○ ○ ○ ○ ○ ○ ○

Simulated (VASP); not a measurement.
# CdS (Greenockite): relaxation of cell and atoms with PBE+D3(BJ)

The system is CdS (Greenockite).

○ ○ ○ ○ ○ ○ ○

• _ASSIGNED TASK_:
The full listing is to be printed again exactly as it stands.

• _WRITTEN SOLUTION_:
Simulated (VASP); not a measurement.
# CdS (Greenockite): relaxation of cell and atoms with PBE+D3(BJ)

The system is CdS (Greenockite).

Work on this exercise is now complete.